**Brief**
Output the listing below in full, exactly as written.

++++++

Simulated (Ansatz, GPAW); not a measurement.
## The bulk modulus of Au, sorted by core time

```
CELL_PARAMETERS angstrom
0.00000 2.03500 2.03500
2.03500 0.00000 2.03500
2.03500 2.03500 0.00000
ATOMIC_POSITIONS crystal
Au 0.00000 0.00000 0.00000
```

++++++

**Result**
Simulated (Ansatz, GPAW); not a measurement.
## The bulk modulus of Au, sorted by core time

```
CELL_PARAMETERS angstrom
0.00000 2.03500 2.03500
2.03500 0.00000 2.03500
2.03500 2.03500 0.00000
ATOMIC_POSITIONS crystal
Au 0.00000 0.00000 0.00000
```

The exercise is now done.